ACTIVITY:
Please return the lines of the data below, word for word, from the first line through the line containing "The gap is direct, 1.40".

RECORD SET:
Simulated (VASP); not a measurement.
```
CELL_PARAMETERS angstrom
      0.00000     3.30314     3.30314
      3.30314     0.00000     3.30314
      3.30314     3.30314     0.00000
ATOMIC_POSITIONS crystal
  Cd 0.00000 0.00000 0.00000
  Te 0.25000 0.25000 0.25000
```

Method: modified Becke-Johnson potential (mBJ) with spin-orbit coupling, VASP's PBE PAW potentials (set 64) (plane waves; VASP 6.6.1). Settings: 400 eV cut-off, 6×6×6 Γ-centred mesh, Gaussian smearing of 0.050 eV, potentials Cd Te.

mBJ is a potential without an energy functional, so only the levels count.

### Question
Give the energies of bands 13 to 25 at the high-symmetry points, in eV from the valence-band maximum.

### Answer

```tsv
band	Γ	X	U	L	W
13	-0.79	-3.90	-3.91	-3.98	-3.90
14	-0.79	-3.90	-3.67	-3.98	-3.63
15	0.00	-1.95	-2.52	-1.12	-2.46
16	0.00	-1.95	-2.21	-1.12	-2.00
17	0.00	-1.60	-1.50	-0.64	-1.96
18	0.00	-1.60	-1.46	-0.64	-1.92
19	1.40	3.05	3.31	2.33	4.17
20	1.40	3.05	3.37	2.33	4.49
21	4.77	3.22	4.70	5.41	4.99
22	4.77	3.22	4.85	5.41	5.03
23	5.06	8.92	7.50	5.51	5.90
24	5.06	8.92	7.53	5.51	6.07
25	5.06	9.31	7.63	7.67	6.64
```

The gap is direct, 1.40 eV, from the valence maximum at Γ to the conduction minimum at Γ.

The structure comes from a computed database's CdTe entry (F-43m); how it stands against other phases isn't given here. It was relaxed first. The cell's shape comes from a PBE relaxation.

WRITTEN SOLUTION:
Simulated (VASP); not a measurement.
```
CELL_PARAMETERS angstrom
      0.00000     3.30314     3.30314
      3.30314     0.00000     3.30314
      3.30314     3.30314     0.00000
ATOMIC_POSITIONS crystal
  Cd 0.00000 0.00000 0.00000
  Te 0.25000 0.25000 0.25000
```

Method: modified Becke-Johnson potential (mBJ) with spin-orbit coupling, VASP's PBE PAW potentials (set 64) (plane waves; VASP 6.6.1). Settings: 400 eV cut-off, 6×6×6 Γ-centred mesh, Gaussian smearing of 0.050 eV, potentials Cd Te.

mBJ is a potential without an energy functional, so only the levels count.

### Question
Give the energies of bands 13 to 25 at the high-symmetry points, in eV from the valence-band maximum.

### Answer

```tsv
band	Γ	X	U	L	W
13	-0.79	-3.90	-3.91	-3.98	-3.90
14	-0.79	-3.90	-3.67	-3.98	-3.63
15	0.00	-1.95	-2.52	-1.12	-2.46
16	0.00	-1.95	-2.21	-1.12	-2.00
17	0.00	-1.60	-1.50	-0.64	-1.96
18	0.00	-1.60	-1.46	-0.64	-1.92
19	1.40	3.05	3.31	2.33	4.17
20	1.40	3.05	3.37	2.33	4.49
21	4.77	3.22	4.70	5.41	4.99
22	4.77	3.22	4.85	5.41	5.03
23	5.06	8.92	7.50	5.51	5.90
24	5.06	8.92	7.53	5.51	6.07
25	5.06	9.31	7.63	7.67	6.64
```

The gap is direct, 1.40 eV, from the valence maximum at Γ to the conduction minimum at Γ.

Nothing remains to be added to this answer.